** Data records follows **
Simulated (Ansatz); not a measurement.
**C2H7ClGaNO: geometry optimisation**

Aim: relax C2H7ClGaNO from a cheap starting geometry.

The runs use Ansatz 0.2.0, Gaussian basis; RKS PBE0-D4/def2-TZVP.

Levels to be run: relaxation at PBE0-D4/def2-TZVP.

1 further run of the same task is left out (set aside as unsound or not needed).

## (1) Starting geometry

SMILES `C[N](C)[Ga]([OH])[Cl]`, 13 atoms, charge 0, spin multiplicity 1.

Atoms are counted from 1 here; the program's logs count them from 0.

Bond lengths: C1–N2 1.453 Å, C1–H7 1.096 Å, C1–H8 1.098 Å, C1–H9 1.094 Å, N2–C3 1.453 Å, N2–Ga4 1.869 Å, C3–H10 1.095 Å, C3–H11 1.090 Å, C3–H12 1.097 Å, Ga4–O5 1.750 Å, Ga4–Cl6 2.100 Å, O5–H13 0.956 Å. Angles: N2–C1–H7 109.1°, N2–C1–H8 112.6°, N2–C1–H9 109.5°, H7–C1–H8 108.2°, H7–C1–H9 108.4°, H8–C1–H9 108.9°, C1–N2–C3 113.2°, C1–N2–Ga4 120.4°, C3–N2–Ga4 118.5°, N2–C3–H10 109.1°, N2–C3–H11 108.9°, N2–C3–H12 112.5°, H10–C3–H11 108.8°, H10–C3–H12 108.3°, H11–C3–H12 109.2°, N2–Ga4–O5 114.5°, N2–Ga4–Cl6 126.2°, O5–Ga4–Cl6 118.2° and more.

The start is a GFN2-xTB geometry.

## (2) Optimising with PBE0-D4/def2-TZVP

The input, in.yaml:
** End of Data records **

» **Activity**: Write out exactly the lines from the beginning of the material above through the line with "Atoms are counted", including both and omitting all others.

» **Problem solution**:
Simulated (Ansatz); not a measurement.
**C2H7ClGaNO: geometry optimisation**

Aim: relax C2H7ClGaNO from a cheap starting geometry.

The runs use Ansatz 0.2.0, Gaussian basis; RKS PBE0-D4/def2-TZVP.

Levels to be run: relaxation at PBE0-D4/def2-TZVP.

1 further run of the same task is left out (set aside as unsound or not needed).

## (1) Starting geometry

SMILES `C[N](C)[Ga]([OH])[Cl]`, 13 atoms, charge 0, spin multiplicity 1.

Atoms are counted from 1 here; the program's logs count them from 0.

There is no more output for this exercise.